* **Assigned task**
Exact copies of the records below are required.

::::::::::

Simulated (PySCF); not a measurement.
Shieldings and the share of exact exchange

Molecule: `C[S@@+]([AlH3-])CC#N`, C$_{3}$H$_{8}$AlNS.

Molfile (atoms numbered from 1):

::::::::::

* **Reply**
Simulated (PySCF); not a measurement.
Shieldings and the share of exact exchange

Molecule: `C[S@@+]([AlH3-])CC#N`, C$_{3}$H$_{8}$AlNS.

Molfile (atoms numbered from 1):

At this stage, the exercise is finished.